→ **Work task**: Give again, word for word, each line below starting at the one that contains "Core binding energy against partial charge" and ending at the one that contains "SMILES with atom".

→ **Supplied information**:
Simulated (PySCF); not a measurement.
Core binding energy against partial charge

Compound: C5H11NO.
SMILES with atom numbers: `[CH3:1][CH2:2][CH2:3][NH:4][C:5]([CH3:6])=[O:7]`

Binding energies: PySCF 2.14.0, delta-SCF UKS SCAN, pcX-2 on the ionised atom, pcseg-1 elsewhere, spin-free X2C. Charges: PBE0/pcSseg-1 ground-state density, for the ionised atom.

→ **Response box**:
Core binding energy against partial charge

Compound: C5H11NO.
SMILES with atom numbers: `[CH3:1][CH2:2][CH2:3][NH:4][C:5]([CH3:6])=[O:7]`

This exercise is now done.